-- Brief --
Please restate the data word for word, leaving out no line.

-- Extracted entries --
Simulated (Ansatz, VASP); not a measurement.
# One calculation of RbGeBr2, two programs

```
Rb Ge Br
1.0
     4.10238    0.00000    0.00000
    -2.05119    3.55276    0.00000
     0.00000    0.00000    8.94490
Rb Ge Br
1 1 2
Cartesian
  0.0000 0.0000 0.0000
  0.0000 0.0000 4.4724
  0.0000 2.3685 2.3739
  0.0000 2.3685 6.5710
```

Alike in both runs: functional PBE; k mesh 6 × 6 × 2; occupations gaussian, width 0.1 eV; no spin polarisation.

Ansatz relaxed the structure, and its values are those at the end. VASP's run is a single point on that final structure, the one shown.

-- Solution --
Simulated (Ansatz, VASP); not a measurement.
# One calculation of RbGeBr2, two programs

```
Rb Ge Br
1.0
     4.10238    0.00000    0.00000
    -2.05119    3.55276    0.00000
     0.00000    0.00000    8.94490
Rb Ge Br
1 1 2
Cartesian
  0.0000 0.0000 0.0000
  0.0000 0.0000 4.4724
  0.0000 2.3685 2.3739
  0.0000 2.3685 6.5710
```

Alike in both runs: functional PBE; k mesh 6 × 6 × 2; occupations gaussian, width 0.1 eV; no spin polarisation.

Ansatz relaxed the structure, and its values are those at the end. VASP's run is a single point on that final structure, the one shown.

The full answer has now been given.